* _Exercise_
Would you extract the whole listing below and retype it exactly?

○ ○ ○

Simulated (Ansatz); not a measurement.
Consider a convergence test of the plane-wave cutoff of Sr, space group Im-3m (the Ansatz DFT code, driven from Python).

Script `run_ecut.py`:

○ ○ ○

* _Exercise answer_
Simulated (Ansatz); not a measurement.
Consider a convergence test of the plane-wave cutoff of Sr, space group Im-3m (the Ansatz DFT code, driven from Python).

Script `run_ecut.py`:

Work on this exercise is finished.